EXTRACTED RECORDS:
━━━━━━

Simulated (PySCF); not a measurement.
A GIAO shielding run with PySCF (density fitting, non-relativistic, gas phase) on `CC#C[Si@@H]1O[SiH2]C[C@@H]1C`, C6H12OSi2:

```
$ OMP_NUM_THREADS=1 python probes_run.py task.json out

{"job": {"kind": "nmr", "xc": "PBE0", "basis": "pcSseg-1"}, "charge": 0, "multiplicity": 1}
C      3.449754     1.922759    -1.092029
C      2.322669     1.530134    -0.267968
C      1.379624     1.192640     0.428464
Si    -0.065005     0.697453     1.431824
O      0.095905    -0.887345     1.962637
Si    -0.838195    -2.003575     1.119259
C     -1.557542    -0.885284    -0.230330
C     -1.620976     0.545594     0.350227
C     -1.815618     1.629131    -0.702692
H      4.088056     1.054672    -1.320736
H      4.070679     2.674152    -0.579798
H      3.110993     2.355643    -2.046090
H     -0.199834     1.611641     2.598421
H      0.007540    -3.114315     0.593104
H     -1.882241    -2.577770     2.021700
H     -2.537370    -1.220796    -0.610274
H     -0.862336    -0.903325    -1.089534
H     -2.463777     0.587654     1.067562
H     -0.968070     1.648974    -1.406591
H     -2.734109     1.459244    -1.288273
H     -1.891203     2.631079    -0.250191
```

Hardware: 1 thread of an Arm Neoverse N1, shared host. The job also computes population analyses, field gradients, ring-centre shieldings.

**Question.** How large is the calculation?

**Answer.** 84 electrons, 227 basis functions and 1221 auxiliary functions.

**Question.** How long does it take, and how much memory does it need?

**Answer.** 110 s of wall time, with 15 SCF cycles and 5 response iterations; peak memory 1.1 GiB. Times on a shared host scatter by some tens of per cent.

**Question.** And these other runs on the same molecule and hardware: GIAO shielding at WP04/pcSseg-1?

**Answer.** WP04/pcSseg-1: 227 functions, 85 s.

━━━━━━

WORK INSTRUCTION:
From the records above, extract exactly and only the lines that begin at the line with "A GIAO shielding" and stop after the line with "shielding at WP04/pcSseg-1?".

YOUR RESPONSE:
A GIAO shielding run with PySCF (density fitting, non-relativistic, gas phase) on `CC#C[Si@@H]1O[SiH2]C[C@@H]1C`, C6H12OSi2:

```
$ OMP_NUM_THREADS=1 python probes_run.py task.json out

{"job": {"kind": "nmr", "xc": "PBE0", "basis": "pcSseg-1"}, "charge": 0, "multiplicity": 1}
C      3.449754     1.922759    -1.092029
C      2.322669     1.530134    -0.267968
C      1.379624     1.192640     0.428464
Si    -0.065005     0.697453     1.431824
O      0.095905    -0.887345     1.962637
Si    -0.838195    -2.003575     1.119259
C     -1.557542    -0.885284    -0.230330
C     -1.620976     0.545594     0.350227
C     -1.815618     1.629131    -0.702692
H      4.088056     1.054672    -1.320736
H      4.070679     2.674152    -0.579798
H      3.110993     2.355643    -2.046090
H     -0.199834     1.611641     2.598421
H      0.007540    -3.114315     0.593104
H     -1.882241    -2.577770     2.021700
H     -2.537370    -1.220796    -0.610274
H     -0.862336    -0.903325    -1.089534
H     -2.463777     0.587654     1.067562
H     -0.968070     1.648974    -1.406591
H     -2.734109     1.459244    -1.288273
H     -1.891203     2.631079    -0.250191
```

Hardware: 1 thread of an Arm Neoverse N1, shared host. The job also computes population analyses, field gradients, ring-centre shieldings.

**Question.** How large is the calculation?

**Answer.** 84 electrons, 227 basis functions and 1221 auxiliary functions.

**Question.** How long does it take, and how much memory does it need?

**Answer.** 110 s of wall time, with 15 SCF cycles and 5 response iterations; peak memory 1.1 GiB. Times on a shared host scatter by some tens of per cent.

**Question.** And these other runs on the same molecule and hardware: GIAO shielding at WP04/pcSseg-1?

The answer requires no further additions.